Start of DATA RECORDS
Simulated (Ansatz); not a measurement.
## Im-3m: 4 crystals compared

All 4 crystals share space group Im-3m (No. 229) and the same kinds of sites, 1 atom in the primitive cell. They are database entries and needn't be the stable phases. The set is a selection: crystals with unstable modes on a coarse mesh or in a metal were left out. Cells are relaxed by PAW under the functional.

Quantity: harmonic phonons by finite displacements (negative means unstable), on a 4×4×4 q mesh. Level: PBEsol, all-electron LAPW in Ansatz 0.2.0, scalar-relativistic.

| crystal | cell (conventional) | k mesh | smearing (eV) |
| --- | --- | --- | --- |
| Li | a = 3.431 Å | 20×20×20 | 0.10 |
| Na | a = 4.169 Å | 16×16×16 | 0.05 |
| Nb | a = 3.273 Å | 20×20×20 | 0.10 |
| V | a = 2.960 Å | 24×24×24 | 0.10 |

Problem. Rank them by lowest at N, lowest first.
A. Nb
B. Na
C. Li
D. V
End of DATA RECORDS

Your task is to quote, without any alteration, the lines running from the top of the records to the line that holds "Quantity: harmonic phonons", both included.

Simulated (Ansatz); not a measurement.
## Im-3m: 4 crystals compared

All 4 crystals share space group Im-3m (No. 229) and the same kinds of sites, 1 atom in the primitive cell. They are database entries and needn't be the stable phases. The set is a selection: crystals with unstable modes on a coarse mesh or in a metal were left out. Cells are relaxed by PAW under the functional.

Quantity: harmonic phonons by finite displacements (negative means unstable), on a 4×4×4 q mesh. Level: PBEsol, all-electron LAPW in Ansatz 0.2.0, scalar-relativistic.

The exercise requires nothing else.